# Work order:
The line containing "Caveats: the PAW" marks the end: output every line of the data up to it, and that line too, exactly as written.

# Extracted information:
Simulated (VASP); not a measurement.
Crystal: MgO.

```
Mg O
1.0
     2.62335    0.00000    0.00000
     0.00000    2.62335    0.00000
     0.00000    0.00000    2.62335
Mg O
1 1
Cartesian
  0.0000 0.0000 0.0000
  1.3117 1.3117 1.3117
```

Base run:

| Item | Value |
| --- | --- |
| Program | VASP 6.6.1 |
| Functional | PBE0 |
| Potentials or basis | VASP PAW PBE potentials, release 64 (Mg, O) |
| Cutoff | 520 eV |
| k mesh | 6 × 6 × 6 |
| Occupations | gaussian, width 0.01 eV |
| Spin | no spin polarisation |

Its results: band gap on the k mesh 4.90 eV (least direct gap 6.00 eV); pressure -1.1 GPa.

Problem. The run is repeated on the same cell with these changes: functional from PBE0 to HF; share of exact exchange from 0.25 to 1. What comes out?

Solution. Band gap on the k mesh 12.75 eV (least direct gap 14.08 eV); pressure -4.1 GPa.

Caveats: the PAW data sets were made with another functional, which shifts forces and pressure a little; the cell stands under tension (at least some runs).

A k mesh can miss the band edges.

# Answer section:
Simulated (VASP); not a measurement.
Crystal: MgO.

```
Mg O
1.0
     2.62335    0.00000    0.00000
     0.00000    2.62335    0.00000
     0.00000    0.00000    2.62335
Mg O
1 1
Cartesian
  0.0000 0.0000 0.0000
  1.3117 1.3117 1.3117
```

Base run:

| Item | Value |
| --- | --- |
| Program | VASP 6.6.1 |
| Functional | PBE0 |
| Potentials or basis | VASP PAW PBE potentials, release 64 (Mg, O) |
| Cutoff | 520 eV |
| k mesh | 6 × 6 × 6 |
| Occupations | gaussian, width 0.01 eV |
| Spin | no spin polarisation |

Its results: band gap on the k mesh 4.90 eV (least direct gap 6.00 eV); pressure -1.1 GPa.

Problem. The run is repeated on the same cell with these changes: functional from PBE0 to HF; share of exact exchange from 0.25 to 1. What comes out?

Solution. Band gap on the k mesh 12.75 eV (least direct gap 14.08 eV); pressure -4.1 GPa.

Caveats: the PAW data sets were made with another functional, which shifts forces and pressure a little; the cell stands under tension (at least some runs).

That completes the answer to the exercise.